Please output every record exactly, keeping each line as it is.

══ RECORDS PROVIDED

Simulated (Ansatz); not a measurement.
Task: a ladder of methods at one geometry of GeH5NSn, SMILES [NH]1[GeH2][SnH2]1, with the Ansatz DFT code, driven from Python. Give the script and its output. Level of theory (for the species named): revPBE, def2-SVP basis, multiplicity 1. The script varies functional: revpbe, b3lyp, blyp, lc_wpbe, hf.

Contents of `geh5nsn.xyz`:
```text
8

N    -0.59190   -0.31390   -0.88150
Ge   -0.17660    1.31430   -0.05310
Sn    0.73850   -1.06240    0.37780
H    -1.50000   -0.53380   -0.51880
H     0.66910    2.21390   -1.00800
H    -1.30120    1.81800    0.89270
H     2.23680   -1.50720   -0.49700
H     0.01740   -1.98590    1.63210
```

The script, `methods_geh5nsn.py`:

════

### YOUR SOLUTION:
Simulated (Ansatz); not a measurement.
Task: a ladder of methods at one geometry of GeH5NSn, SMILES [NH]1[GeH2][SnH2]1, with the Ansatz DFT code, driven from Python. Give the script and its output. Level of theory (for the species named): revPBE, def2-SVP basis, multiplicity 1. The script varies functional: revpbe, b3lyp, blyp, lc_wpbe, hf.

Contents of `geh5nsn.xyz`:
```text
8

N    -0.59190   -0.31390   -0.88150
Ge   -0.17660    1.31430   -0.05310
Sn    0.73850   -1.06240    0.37780
H    -1.50000   -0.53380   -0.51880
H     0.66910    2.21390   -1.00800
H    -1.30120    1.81800    0.89270
H     2.23680   -1.50720   -0.49700
H     0.01740   -1.98590    1.63210
```

The script, `methods_geh5nsn.py`:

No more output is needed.